_Work instruction_
Which lines of the entries below run from the one holding "Compound: C₂H₆ClNSi (triplet state)." to the one holding "The calculation used", inclusive? Set down exactly those lines and no others.

_Records supplied_
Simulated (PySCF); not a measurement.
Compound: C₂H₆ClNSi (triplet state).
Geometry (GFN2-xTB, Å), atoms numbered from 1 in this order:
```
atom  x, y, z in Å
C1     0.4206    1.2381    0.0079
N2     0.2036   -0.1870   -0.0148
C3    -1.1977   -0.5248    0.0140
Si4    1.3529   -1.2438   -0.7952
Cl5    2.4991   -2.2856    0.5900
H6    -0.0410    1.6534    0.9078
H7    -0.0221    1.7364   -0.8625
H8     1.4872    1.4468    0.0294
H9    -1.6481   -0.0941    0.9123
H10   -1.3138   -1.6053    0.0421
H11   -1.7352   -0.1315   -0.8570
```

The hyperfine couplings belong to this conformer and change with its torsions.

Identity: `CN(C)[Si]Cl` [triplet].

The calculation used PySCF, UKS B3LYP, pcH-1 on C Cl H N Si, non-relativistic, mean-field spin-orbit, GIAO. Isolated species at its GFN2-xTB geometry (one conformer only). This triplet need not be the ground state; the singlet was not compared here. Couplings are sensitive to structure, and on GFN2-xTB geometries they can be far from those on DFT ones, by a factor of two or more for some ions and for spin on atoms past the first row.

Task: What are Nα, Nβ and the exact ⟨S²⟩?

_Task response_
Compound: C₂H₆ClNSi (triplet state).
Geometry (GFN2-xTB, Å), atoms numbered from 1 in this order:
```
atom  x, y, z in Å
C1     0.4206    1.2381    0.0079
N2     0.2036   -0.1870   -0.0148
C3    -1.1977   -0.5248    0.0140
Si4    1.3529   -1.2438   -0.7952
Cl5    2.4991   -2.2856    0.5900
H6    -0.0410    1.6534    0.9078
H7    -0.0221    1.7364   -0.8625
H8     1.4872    1.4468    0.0294
H9    -1.6481   -0.0941    0.9123
H10   -1.3138   -1.6053    0.0421
H11   -1.7352   -0.1315   -0.8570
```

The hyperfine couplings belong to this conformer and change with its torsions.

Identity: `CN(C)[Si]Cl` [triplet].

The calculation used PySCF, UKS B3LYP, pcH-1 on C Cl H N Si, non-relativistic, mean-field spin-orbit, GIAO. Isolated species at its GFN2-xTB geometry (one conformer only). This triplet need not be the ground state; the singlet was not compared here. Couplings are sensitive to structure, and on GFN2-xTB geometries they can be far from those on DFT ones, by a factor of two or more for some ions and for spin on atoms past the first row.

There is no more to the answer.